**GIVEN ENTRIES**
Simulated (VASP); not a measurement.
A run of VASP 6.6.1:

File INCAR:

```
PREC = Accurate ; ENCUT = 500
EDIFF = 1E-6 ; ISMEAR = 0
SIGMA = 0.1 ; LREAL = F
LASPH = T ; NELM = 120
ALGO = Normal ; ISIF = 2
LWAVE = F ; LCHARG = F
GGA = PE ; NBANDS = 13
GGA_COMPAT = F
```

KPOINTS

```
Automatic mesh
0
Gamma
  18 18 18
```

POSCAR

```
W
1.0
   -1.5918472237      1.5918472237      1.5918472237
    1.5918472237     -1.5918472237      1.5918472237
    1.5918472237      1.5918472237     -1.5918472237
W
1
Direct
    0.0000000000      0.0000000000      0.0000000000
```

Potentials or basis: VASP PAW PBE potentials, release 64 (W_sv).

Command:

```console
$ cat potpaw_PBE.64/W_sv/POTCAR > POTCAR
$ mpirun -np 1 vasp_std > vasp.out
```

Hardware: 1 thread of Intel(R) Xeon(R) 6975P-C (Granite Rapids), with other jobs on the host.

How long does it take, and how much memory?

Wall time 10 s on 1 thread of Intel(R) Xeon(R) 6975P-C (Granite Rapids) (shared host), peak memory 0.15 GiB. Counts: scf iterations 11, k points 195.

**TASK ITEM**
Starting with the first line of the listing, output each line exactly until you have included the one containing "How long does it take, and how much memory?".

**EXERCISE RESULT**
Simulated (VASP); not a measurement.
A run of VASP 6.6.1:

File INCAR:

```
PREC = Accurate ; ENCUT = 500
EDIFF = 1E-6 ; ISMEAR = 0
SIGMA = 0.1 ; LREAL = F
LASPH = T ; NELM = 120
ALGO = Normal ; ISIF = 2
LWAVE = F ; LCHARG = F
GGA = PE ; NBANDS = 13
GGA_COMPAT = F
```

KPOINTS

```
Automatic mesh
0
Gamma
  18 18 18
```

POSCAR

```
W
1.0
   -1.5918472237      1.5918472237      1.5918472237
    1.5918472237     -1.5918472237      1.5918472237
    1.5918472237      1.5918472237     -1.5918472237
W
1
Direct
    0.0000000000      0.0000000000      0.0000000000
```

Potentials or basis: VASP PAW PBE potentials, release 64 (W_sv).

Command:

```console
$ cat potpaw_PBE.64/W_sv/POTCAR > POTCAR
$ mpirun -np 1 vasp_std > vasp.out
```

Hardware: 1 thread of Intel(R) Xeon(R) 6975P-C (Granite Rapids), with other jobs on the host.

How long does it take, and how much memory?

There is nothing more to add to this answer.